### DATA PROVIDED
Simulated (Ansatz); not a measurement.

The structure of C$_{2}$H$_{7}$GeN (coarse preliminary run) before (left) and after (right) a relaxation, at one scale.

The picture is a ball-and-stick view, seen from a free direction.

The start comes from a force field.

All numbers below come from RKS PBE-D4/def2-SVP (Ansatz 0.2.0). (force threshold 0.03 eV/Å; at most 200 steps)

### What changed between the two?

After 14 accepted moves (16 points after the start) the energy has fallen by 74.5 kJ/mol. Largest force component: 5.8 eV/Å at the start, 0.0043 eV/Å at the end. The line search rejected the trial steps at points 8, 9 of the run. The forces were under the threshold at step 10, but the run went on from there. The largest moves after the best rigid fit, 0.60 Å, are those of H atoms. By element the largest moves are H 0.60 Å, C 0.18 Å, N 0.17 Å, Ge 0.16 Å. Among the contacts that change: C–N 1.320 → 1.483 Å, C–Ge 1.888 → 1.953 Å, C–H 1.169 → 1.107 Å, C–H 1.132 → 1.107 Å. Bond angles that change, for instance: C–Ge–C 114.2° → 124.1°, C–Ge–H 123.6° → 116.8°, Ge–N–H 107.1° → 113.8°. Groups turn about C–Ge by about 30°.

### REQUIREMENT
Word for word, reproduce the lines of the listing from the first one through the line containing "The start comes from a force field.", and no more.

### WRITTEN ANSWER
Simulated (Ansatz); not a measurement.

The structure of C$_{2}$H$_{7}$GeN (coarse preliminary run) before (left) and after (right) a relaxation, at one scale.

The picture is a ball-and-stick view, seen from a free direction.

The start comes from a force field.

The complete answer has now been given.